··· Dataset records

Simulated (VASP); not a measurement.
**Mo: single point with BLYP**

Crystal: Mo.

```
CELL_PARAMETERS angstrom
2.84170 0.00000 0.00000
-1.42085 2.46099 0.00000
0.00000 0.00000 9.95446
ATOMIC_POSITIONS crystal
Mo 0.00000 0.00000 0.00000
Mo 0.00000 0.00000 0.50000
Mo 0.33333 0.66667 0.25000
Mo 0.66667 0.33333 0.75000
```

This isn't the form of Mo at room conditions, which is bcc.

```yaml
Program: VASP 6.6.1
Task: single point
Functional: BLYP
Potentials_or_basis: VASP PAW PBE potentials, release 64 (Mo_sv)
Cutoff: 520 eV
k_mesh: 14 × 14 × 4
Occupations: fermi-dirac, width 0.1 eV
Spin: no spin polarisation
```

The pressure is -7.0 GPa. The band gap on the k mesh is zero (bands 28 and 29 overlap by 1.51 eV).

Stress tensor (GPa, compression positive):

······

## Requirement
Each entry above needs to be output exactly.

## Answer space
Simulated (VASP); not a measurement.
**Mo: single point with BLYP**

Crystal: Mo.

```
CELL_PARAMETERS angstrom
2.84170 0.00000 0.00000
-1.42085 2.46099 0.00000
0.00000 0.00000 9.95446
ATOMIC_POSITIONS crystal
Mo 0.00000 0.00000 0.00000
Mo 0.00000 0.00000 0.50000
Mo 0.33333 0.66667 0.25000
Mo 0.66667 0.33333 0.75000
```

This isn't the form of Mo at room conditions, which is bcc.

```yaml
Program: VASP 6.6.1
Task: single point
Functional: BLYP
Potentials_or_basis: VASP PAW PBE potentials, release 64 (Mo_sv)
Cutoff: 520 eV
k_mesh: 14 × 14 × 4
Occupations: fermi-dirac, width 0.1 eV
Spin: no spin polarisation
```

The pressure is -7.0 GPa. The band gap on the k mesh is zero (bands 28 and 29 overlap by 1.51 eV).

Stress tensor (GPa, compression positive):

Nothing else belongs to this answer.